▶ ASSIGNMENT
Below are some records; quote exactly the lines from the one that contains "Hardware: 1 thread" through the one that contains "Q: Estimate the wall time of this run.", inclusive, and no others.

### EXERCISE DATA ###

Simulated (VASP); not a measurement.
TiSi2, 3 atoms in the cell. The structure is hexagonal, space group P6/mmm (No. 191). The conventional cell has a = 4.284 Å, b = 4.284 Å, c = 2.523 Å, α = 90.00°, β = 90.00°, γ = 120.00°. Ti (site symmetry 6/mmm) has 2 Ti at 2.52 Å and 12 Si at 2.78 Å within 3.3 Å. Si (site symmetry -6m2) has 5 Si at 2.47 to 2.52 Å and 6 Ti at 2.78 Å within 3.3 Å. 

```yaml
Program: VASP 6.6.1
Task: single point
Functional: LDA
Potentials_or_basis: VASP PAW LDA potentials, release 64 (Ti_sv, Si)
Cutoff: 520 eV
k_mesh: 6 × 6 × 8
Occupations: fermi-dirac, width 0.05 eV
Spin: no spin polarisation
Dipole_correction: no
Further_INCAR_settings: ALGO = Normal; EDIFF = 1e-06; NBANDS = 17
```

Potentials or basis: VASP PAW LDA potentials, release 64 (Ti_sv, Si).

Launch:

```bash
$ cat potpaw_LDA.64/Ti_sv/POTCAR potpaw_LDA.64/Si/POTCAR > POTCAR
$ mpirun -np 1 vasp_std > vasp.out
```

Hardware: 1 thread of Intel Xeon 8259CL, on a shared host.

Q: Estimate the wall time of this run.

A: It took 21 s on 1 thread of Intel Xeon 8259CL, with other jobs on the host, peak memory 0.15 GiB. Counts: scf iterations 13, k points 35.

###

▶ TASK ANSWER
Hardware: 1 thread of Intel Xeon 8259CL, on a shared host.

Q: Estimate the wall time of this run.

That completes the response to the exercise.